ACTIVITY:
Every record that follows should be output exactly as it is given.

EXTRACTED RECORDS:
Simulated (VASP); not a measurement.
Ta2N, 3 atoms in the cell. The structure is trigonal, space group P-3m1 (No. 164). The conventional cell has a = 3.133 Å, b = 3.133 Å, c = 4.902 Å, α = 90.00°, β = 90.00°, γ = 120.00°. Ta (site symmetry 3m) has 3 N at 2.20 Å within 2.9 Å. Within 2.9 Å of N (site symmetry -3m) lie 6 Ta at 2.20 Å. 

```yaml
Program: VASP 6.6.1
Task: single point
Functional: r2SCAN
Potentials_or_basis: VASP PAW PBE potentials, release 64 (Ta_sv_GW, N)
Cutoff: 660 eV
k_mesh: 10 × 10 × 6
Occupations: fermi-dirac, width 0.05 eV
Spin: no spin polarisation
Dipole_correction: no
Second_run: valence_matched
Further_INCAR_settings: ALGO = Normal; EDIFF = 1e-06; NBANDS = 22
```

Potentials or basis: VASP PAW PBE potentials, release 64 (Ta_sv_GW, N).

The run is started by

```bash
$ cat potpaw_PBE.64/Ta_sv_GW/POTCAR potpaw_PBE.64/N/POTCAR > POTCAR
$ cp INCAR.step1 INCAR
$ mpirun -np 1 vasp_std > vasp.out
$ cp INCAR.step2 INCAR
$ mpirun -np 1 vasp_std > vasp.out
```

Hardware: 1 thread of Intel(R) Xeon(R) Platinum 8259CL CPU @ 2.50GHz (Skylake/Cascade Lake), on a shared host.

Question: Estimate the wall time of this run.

TASK ANSWER:
Simulated (VASP); not a measurement.
Ta2N, 3 atoms in the cell. The structure is trigonal, space group P-3m1 (No. 164). The conventional cell has a = 3.133 Å, b = 3.133 Å, c = 4.902 Å, α = 90.00°, β = 90.00°, γ = 120.00°. Ta (site symmetry 3m) has 3 N at 2.20 Å within 2.9 Å. Within 2.9 Å of N (site symmetry -3m) lie 6 Ta at 2.20 Å. 

```yaml
Program: VASP 6.6.1
Task: single point
Functional: r2SCAN
Potentials_or_basis: VASP PAW PBE potentials, release 64 (Ta_sv_GW, N)
Cutoff: 660 eV
k_mesh: 10 × 10 × 6
Occupations: fermi-dirac, width 0.05 eV
Spin: no spin polarisation
Dipole_correction: no
Second_run: valence_matched
Further_INCAR_settings: ALGO = Normal; EDIFF = 1e-06; NBANDS = 22
```

Potentials or basis: VASP PAW PBE potentials, release 64 (Ta_sv_GW, N).

The run is started by

```bash
$ cat potpaw_PBE.64/Ta_sv_GW/POTCAR potpaw_PBE.64/N/POTCAR > POTCAR
$ cp INCAR.step1 INCAR
$ mpirun -np 1 vasp_std > vasp.out
$ cp INCAR.step2 INCAR
$ mpirun -np 1 vasp_std > vasp.out
```

Hardware: 1 thread of Intel(R) Xeon(R) Platinum 8259CL CPU @ 2.50GHz (Skylake/Cascade Lake), on a shared host.

Question: Estimate the wall time of this run.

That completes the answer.